- _TASK ITEM_: Please print the entries below exactly, from the line with "Program: VASP 6.6.1" through the line with "-3.43 | 178.40 |", including both of those lines and leaving out all others.

- _DATA PROVIDED_:
⁂
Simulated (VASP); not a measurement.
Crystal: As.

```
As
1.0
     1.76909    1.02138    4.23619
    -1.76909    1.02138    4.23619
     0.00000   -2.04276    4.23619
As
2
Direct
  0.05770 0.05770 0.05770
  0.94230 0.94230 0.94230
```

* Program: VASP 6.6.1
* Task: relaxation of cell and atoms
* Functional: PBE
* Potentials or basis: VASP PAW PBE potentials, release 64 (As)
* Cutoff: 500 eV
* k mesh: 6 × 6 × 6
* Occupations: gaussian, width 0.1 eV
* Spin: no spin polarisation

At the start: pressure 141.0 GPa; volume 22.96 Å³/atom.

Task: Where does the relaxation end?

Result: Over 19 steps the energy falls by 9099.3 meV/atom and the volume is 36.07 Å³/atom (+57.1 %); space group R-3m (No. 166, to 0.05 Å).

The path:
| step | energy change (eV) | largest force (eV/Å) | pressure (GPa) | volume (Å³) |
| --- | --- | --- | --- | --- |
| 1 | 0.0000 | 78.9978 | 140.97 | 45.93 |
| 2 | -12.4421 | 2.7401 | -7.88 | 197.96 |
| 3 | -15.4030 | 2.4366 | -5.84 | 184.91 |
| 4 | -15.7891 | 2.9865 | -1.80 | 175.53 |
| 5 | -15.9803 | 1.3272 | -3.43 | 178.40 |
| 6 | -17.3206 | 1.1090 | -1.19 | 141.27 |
⁂

- _REPLY_:
* Program: VASP 6.6.1
* Task: relaxation of cell and atoms
* Functional: PBE
* Potentials or basis: VASP PAW PBE potentials, release 64 (As)
* Cutoff: 500 eV
* k mesh: 6 × 6 × 6
* Occupations: gaussian, width 0.1 eV
* Spin: no spin polarisation

At the start: pressure 141.0 GPa; volume 22.96 Å³/atom.

Task: Where does the relaxation end?

Result: Over 19 steps the energy falls by 9099.3 meV/atom and the volume is 36.07 Å³/atom (+57.1 %); space group R-3m (No. 166, to 0.05 Å).

The path:
| step | energy change (eV) | largest force (eV/Å) | pressure (GPa) | volume (Å³) |
| --- | --- | --- | --- | --- |
| 1 | 0.0000 | 78.9978 | 140.97 | 45.93 |
| 2 | -12.4421 | 2.7401 | -7.88 | 197.96 |
| 3 | -15.4030 | 2.4366 | -5.84 | 184.91 |
| 4 | -15.7891 | 2.9865 | -1.80 | 175.53 |
| 5 | -15.9803 | 1.3272 | -3.43 | 178.40 |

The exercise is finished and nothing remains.